= Work task =
Write the listing below out again exactly, though only as far as the line with "A: C (-7.8 GPa), A", which is included.

-------- Information supplied
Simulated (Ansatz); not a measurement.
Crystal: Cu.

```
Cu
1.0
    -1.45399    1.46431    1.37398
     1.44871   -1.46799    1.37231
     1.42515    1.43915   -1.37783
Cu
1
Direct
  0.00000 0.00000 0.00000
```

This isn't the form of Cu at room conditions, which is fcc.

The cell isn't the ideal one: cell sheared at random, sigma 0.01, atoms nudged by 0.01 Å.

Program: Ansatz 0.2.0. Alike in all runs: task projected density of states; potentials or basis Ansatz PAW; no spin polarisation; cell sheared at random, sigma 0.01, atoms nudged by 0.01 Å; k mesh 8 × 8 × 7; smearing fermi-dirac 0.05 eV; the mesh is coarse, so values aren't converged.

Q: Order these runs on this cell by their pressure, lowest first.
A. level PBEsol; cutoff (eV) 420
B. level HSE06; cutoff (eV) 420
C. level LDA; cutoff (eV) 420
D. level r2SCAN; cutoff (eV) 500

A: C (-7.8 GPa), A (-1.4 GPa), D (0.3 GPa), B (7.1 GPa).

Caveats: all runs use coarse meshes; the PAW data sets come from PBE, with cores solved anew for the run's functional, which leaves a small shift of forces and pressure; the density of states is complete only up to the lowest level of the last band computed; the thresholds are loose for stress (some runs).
----------------

= Written response =
Simulated (Ansatz); not a measurement.
Crystal: Cu.

```
Cu
1.0
    -1.45399    1.46431    1.37398
     1.44871   -1.46799    1.37231
     1.42515    1.43915   -1.37783
Cu
1
Direct
  0.00000 0.00000 0.00000
```

This isn't the form of Cu at room conditions, which is fcc.

The cell isn't the ideal one: cell sheared at random, sigma 0.01, atoms nudged by 0.01 Å.

Program: Ansatz 0.2.0. Alike in all runs: task projected density of states; potentials or basis Ansatz PAW; no spin polarisation; cell sheared at random, sigma 0.01, atoms nudged by 0.01 Å; k mesh 8 × 8 × 7; smearing fermi-dirac 0.05 eV; the mesh is coarse, so values aren't converged.

Q: Order these runs on this cell by their pressure, lowest first.
A. level PBEsol; cutoff (eV) 420
B. level HSE06; cutoff (eV) 420
C. level LDA; cutoff (eV) 420
D. level r2SCAN; cutoff (eV) 500

A: C (-7.8 GPa), A (-1.4 GPa), D (0.3 GPa), B (7.1 GPa).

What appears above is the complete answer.